**WORK ORDER**
Please reproduce the data below exactly, from the first line through the line containing "The energy per atom (σ→0) comes", and leave every later line out.

::::
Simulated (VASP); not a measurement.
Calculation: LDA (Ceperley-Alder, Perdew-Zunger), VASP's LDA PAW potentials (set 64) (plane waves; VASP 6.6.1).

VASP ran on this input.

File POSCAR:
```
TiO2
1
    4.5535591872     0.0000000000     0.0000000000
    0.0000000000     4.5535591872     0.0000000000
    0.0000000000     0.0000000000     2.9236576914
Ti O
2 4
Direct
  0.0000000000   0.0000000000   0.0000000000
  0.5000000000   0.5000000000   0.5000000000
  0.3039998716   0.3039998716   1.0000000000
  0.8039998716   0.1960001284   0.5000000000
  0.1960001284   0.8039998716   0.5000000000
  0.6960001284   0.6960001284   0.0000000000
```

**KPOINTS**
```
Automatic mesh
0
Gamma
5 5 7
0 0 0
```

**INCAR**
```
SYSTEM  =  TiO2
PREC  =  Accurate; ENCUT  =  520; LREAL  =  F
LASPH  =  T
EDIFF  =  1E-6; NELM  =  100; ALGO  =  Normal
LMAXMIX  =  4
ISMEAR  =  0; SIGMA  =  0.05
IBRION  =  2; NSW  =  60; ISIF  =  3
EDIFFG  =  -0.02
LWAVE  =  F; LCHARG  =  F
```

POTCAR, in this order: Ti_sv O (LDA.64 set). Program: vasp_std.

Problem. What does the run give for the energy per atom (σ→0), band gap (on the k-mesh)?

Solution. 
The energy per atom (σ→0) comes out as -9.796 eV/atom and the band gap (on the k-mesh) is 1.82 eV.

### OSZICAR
::::

**TASK RESPONSE**
Simulated (VASP); not a measurement.
Calculation: LDA (Ceperley-Alder, Perdew-Zunger), VASP's LDA PAW potentials (set 64) (plane waves; VASP 6.6.1).

VASP ran on this input.

File POSCAR:
```
TiO2
1
    4.5535591872     0.0000000000     0.0000000000
    0.0000000000     4.5535591872     0.0000000000
    0.0000000000     0.0000000000     2.9236576914
Ti O
2 4
Direct
  0.0000000000   0.0000000000   0.0000000000
  0.5000000000   0.5000000000   0.5000000000
  0.3039998716   0.3039998716   1.0000000000
  0.8039998716   0.1960001284   0.5000000000
  0.1960001284   0.8039998716   0.5000000000
  0.6960001284   0.6960001284   0.0000000000
```

**KPOINTS**
```
Automatic mesh
0
Gamma
5 5 7
0 0 0
```

**INCAR**
```
SYSTEM  =  TiO2
PREC  =  Accurate; ENCUT  =  520; LREAL  =  F
LASPH  =  T
EDIFF  =  1E-6; NELM  =  100; ALGO  =  Normal
LMAXMIX  =  4
ISMEAR  =  0; SIGMA  =  0.05
IBRION  =  2; NSW  =  60; ISIF  =  3
EDIFFG  =  -0.02
LWAVE  =  F; LCHARG  =  F
```

POTCAR, in this order: Ti_sv O (LDA.64 set). Program: vasp_std.

Problem. What does the run give for the energy per atom (σ→0), band gap (on the k-mesh)?

Solution. 
The energy per atom (σ→0) comes out as -9.796 eV/atom and the band gap (on the k-mesh) is 1.82 eV.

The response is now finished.